> ACTIVITY: Quote the data below in full, please, without altering anything.

> DATA FOR REVIEW:
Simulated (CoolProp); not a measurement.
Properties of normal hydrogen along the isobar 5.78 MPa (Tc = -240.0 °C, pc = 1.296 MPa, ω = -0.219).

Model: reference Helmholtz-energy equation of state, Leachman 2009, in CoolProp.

> TASK ANSWER:
Simulated (CoolProp); not a measurement.
Properties of normal hydrogen along the isobar 5.78 MPa (Tc = -240.0 °C, pc = 1.296 MPa, ω = -0.219).

Model: reference Helmholtz-energy equation of state, Leachman 2009, in CoolProp.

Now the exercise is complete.